» BRIEF
Return every line below exactly, without dropping any.

┌────────

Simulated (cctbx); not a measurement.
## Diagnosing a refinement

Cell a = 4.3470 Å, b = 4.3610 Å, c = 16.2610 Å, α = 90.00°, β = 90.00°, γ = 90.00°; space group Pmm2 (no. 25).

└────────

» YOUR SOLUTION
Simulated (cctbx); not a measurement.
## Diagnosing a refinement

Cell a = 4.3470 Å, b = 4.3610 Å, c = 16.2610 Å, α = 90.00°, β = 90.00°, γ = 90.00°; space group Pmm2 (no. 25).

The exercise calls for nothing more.